%%

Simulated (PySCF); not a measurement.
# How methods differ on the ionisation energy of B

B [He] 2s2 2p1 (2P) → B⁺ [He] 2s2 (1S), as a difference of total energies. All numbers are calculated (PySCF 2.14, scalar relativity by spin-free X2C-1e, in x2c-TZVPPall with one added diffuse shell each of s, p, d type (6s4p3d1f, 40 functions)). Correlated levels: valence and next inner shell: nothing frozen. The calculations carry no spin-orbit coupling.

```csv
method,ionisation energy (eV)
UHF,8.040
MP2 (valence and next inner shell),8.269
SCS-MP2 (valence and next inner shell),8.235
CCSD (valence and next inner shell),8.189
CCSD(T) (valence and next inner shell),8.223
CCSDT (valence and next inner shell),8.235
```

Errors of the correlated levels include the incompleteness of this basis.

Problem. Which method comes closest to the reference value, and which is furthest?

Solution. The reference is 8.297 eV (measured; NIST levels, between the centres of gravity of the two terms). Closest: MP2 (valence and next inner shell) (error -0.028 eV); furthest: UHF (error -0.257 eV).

%%

Requirement: Take the lines above from the one containing "B [He] 2s2 2p1" down to the one containing "Problem. Which method", and transcribe them exactly, both ends included.

Written answer:
B [He] 2s2 2p1 (2P) → B⁺ [He] 2s2 (1S), as a difference of total energies. All numbers are calculated (PySCF 2.14, scalar relativity by spin-free X2C-1e, in x2c-TZVPPall with one added diffuse shell each of s, p, d type (6s4p3d1f, 40 functions)). Correlated levels: valence and next inner shell: nothing frozen. The calculations carry no spin-orbit coupling.

```csv
method,ionisation energy (eV)
UHF,8.040
MP2 (valence and next inner shell),8.269
SCS-MP2 (valence and next inner shell),8.235
CCSD (valence and next inner shell),8.189
CCSD(T) (valence and next inner shell),8.223
CCSDT (valence and next inner shell),8.235
```

Errors of the correlated levels include the incompleteness of this basis.

Problem. Which method comes closest to the reference value, and which is furthest?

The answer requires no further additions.